DATA TO EXAMINE
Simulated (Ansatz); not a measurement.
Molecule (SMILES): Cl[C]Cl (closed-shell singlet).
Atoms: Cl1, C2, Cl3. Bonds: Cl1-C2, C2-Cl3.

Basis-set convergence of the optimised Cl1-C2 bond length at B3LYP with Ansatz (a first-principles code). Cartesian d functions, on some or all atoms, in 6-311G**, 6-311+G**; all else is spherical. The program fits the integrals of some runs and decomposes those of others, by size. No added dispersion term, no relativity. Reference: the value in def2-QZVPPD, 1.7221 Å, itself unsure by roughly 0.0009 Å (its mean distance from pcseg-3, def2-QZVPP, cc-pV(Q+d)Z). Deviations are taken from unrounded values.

WORK TASK
Please repeat each line above exactly.

YOUR SOLUTION
Simulated (Ansatz); not a measurement.
Molecule (SMILES): Cl[C]Cl (closed-shell singlet).
Atoms: Cl1, C2, Cl3. Bonds: Cl1-C2, C2-Cl3.

Basis-set convergence of the optimised Cl1-C2 bond length at B3LYP with Ansatz (a first-principles code). Cartesian d functions, on some or all atoms, in 6-311G**, 6-311+G**; all else is spherical. The program fits the integrals of some runs and decomposes those of others, by size. No added dispersion term, no relativity. Reference: the value in def2-QZVPPD, 1.7221 Å, itself unsure by roughly 0.0009 Å (its mean distance from pcseg-3, def2-QZVPP, cc-pV(Q+d)Z). Deviations are taken from unrounded values.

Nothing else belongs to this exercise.